> **Work instruction**
Those lines of the material below that fall between its first line and the line with "## (1) The cell of the first run", both included, are to be repeated exactly.

> **Given entries**
——

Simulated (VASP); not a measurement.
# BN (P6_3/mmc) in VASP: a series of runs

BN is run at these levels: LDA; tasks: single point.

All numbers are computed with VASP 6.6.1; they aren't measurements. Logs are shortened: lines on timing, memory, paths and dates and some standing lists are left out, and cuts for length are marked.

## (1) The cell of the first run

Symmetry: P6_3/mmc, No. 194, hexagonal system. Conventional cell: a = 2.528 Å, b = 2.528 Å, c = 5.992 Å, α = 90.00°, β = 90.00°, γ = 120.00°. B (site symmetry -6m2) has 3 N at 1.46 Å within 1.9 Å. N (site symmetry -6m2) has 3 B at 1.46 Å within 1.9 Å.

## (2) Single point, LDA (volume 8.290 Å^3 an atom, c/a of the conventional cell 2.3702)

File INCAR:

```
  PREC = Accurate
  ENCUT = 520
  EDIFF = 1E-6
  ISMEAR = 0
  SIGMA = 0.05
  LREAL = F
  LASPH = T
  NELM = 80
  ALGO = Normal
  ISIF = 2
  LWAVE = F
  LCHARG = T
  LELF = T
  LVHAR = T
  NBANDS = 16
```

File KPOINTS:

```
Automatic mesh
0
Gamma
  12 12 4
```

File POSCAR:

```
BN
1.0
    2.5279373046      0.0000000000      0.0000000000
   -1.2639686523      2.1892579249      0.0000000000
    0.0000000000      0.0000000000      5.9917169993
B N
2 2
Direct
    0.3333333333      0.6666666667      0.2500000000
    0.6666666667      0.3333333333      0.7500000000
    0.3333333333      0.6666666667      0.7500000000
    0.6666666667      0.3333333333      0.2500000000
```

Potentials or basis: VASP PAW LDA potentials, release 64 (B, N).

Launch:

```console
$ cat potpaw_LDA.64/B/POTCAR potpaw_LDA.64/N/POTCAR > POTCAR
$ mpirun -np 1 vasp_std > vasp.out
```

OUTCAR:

——

> **Result**
Simulated (VASP); not a measurement.
# BN (P6_3/mmc) in VASP: a series of runs

BN is run at these levels: LDA; tasks: single point.

All numbers are computed with VASP 6.6.1; they aren't measurements. Logs are shortened: lines on timing, memory, paths and dates and some standing lists are left out, and cuts for length are marked.

## (1) The cell of the first run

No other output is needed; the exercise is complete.